REQUIRED ACTION: Output, word for word, the lines of this listing that fall between the line with "steps | Message |" and the line with "not be found |", counting both of those lines, and no others.

THE DATA:
┄┄┄┄┄┄
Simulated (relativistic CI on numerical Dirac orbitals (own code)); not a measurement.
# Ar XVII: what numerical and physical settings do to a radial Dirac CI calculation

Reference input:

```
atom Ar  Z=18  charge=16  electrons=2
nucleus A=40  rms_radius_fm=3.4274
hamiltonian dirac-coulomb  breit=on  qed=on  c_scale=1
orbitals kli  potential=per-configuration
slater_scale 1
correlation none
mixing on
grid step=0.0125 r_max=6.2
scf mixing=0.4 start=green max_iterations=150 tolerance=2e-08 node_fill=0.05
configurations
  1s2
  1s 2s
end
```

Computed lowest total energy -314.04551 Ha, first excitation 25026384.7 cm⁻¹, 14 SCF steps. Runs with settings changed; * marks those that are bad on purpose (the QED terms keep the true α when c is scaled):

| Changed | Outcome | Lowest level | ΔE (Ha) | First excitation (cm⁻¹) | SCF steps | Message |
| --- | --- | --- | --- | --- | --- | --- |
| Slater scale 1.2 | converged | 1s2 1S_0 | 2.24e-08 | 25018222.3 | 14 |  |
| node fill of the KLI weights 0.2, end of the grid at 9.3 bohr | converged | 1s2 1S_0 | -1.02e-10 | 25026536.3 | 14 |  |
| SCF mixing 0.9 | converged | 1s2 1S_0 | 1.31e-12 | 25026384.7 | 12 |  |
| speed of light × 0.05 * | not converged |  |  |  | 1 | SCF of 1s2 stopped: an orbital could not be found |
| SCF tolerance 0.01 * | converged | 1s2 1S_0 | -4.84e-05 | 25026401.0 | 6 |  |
┄┄┄┄┄┄

TASK RESPONSE:
| Changed | Outcome | Lowest level | ΔE (Ha) | First excitation (cm⁻¹) | SCF steps | Message |
| --- | --- | --- | --- | --- | --- | --- |
| Slater scale 1.2 | converged | 1s2 1S_0 | 2.24e-08 | 25018222.3 | 14 |  |
| node fill of the KLI weights 0.2, end of the grid at 9.3 bohr | converged | 1s2 1S_0 | -1.02e-10 | 25026536.3 | 14 |  |
| SCF mixing 0.9 | converged | 1s2 1S_0 | 1.31e-12 | 25026384.7 | 12 |  |
| speed of light × 0.05 * | not converged |  |  |  | 1 | SCF of 1s2 stopped: an orbital could not be found |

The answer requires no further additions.